▼

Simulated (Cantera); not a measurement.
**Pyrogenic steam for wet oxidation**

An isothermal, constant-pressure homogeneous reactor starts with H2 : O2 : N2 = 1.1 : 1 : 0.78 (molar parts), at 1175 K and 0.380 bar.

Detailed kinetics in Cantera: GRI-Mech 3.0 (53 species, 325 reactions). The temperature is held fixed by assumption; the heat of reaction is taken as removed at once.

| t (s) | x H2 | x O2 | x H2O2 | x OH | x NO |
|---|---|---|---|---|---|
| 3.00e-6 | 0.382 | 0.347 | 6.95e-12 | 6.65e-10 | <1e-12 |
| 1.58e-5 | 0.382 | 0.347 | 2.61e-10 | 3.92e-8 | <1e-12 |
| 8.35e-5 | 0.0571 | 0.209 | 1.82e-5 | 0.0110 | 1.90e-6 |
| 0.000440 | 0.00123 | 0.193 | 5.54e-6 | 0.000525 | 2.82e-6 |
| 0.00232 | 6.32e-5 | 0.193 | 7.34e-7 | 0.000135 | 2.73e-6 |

▲

Work instruction:
Write every record out again, letter for letter.

Task answer:
Simulated (Cantera); not a measurement.
**Pyrogenic steam for wet oxidation**

An isothermal, constant-pressure homogeneous reactor starts with H2 : O2 : N2 = 1.1 : 1 : 0.78 (molar parts), at 1175 K and 0.380 bar.

Detailed kinetics in Cantera: GRI-Mech 3.0 (53 species, 325 reactions). The temperature is held fixed by assumption; the heat of reaction is taken as removed at once.

| t (s) | x H2 | x O2 | x H2O2 | x OH | x NO |
|---|---|---|---|---|---|
| 3.00e-6 | 0.382 | 0.347 | 6.95e-12 | 6.65e-10 | <1e-12 |
| 1.58e-5 | 0.382 | 0.347 | 2.61e-10 | 3.92e-8 | <1e-12 |
| 8.35e-5 | 0.0571 | 0.209 | 1.82e-5 | 0.0110 | 1.90e-6 |
| 0.000440 | 0.00123 | 0.193 | 5.54e-6 | 0.000525 | 2.82e-6 |
| 0.00232 | 6.32e-5 | 0.193 | 7.34e-7 | 0.000135 | 2.73e-6 |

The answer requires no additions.